* * * * * * * * *

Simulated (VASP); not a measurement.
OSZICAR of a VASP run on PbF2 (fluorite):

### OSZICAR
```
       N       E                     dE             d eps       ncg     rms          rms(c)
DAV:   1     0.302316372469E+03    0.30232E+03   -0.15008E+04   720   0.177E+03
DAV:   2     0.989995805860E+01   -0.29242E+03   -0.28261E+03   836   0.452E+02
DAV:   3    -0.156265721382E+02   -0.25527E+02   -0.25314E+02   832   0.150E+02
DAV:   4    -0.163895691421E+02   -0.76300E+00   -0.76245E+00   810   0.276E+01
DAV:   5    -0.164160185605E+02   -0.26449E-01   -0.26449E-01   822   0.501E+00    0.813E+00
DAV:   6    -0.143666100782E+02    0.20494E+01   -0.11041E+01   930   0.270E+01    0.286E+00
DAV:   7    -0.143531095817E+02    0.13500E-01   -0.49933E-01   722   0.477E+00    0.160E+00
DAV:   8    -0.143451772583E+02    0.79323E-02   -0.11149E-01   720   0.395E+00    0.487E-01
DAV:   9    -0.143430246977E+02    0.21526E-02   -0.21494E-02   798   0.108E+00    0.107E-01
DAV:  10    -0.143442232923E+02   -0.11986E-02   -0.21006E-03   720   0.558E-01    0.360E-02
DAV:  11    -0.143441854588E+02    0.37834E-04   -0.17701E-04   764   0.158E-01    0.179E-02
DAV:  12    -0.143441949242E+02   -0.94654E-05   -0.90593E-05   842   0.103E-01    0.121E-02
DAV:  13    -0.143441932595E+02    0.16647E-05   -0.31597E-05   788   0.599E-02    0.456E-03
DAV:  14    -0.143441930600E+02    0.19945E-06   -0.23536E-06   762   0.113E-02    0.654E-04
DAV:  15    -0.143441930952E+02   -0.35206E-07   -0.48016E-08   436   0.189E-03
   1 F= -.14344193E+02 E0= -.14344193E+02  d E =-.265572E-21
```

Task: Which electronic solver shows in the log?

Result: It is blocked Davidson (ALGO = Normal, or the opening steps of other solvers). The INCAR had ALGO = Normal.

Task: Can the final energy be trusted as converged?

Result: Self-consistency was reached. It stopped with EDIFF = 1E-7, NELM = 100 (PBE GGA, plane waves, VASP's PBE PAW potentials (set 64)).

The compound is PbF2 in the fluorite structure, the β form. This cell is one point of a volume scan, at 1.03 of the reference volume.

* * * * * * * * *

**Activity:** Lines from the top of the entries through the line with "Task: Can the" are to be transcribed exactly, and nothing more.

**Answer area:**
Simulated (VASP); not a measurement.
OSZICAR of a VASP run on PbF2 (fluorite):

### OSZICAR
```
       N       E                     dE             d eps       ncg     rms          rms(c)
DAV:   1     0.302316372469E+03    0.30232E+03   -0.15008E+04   720   0.177E+03
DAV:   2     0.989995805860E+01   -0.29242E+03   -0.28261E+03   836   0.452E+02
DAV:   3    -0.156265721382E+02   -0.25527E+02   -0.25314E+02   832   0.150E+02
DAV:   4    -0.163895691421E+02   -0.76300E+00   -0.76245E+00   810   0.276E+01
DAV:   5    -0.164160185605E+02   -0.26449E-01   -0.26449E-01   822   0.501E+00    0.813E+00
DAV:   6    -0.143666100782E+02    0.20494E+01   -0.11041E+01   930   0.270E+01    0.286E+00
DAV:   7    -0.143531095817E+02    0.13500E-01   -0.49933E-01   722   0.477E+00    0.160E+00
DAV:   8    -0.143451772583E+02    0.79323E-02   -0.11149E-01   720   0.395E+00    0.487E-01
DAV:   9    -0.143430246977E+02    0.21526E-02   -0.21494E-02   798   0.108E+00    0.107E-01
DAV:  10    -0.143442232923E+02   -0.11986E-02   -0.21006E-03   720   0.558E-01    0.360E-02
DAV:  11    -0.143441854588E+02    0.37834E-04   -0.17701E-04   764   0.158E-01    0.179E-02
DAV:  12    -0.143441949242E+02   -0.94654E-05   -0.90593E-05   842   0.103E-01    0.121E-02
DAV:  13    -0.143441932595E+02    0.16647E-05   -0.31597E-05   788   0.599E-02    0.456E-03
DAV:  14    -0.143441930600E+02    0.19945E-06   -0.23536E-06   762   0.113E-02    0.654E-04
DAV:  15    -0.143441930952E+02   -0.35206E-07   -0.48016E-08   436   0.189E-03
   1 F= -.14344193E+02 E0= -.14344193E+02  d E =-.265572E-21
```

Task: Which electronic solver shows in the log?

Result: It is blocked Davidson (ALGO = Normal, or the opening steps of other solvers). The INCAR had ALGO = Normal.

Task: Can the final energy be trusted as converged?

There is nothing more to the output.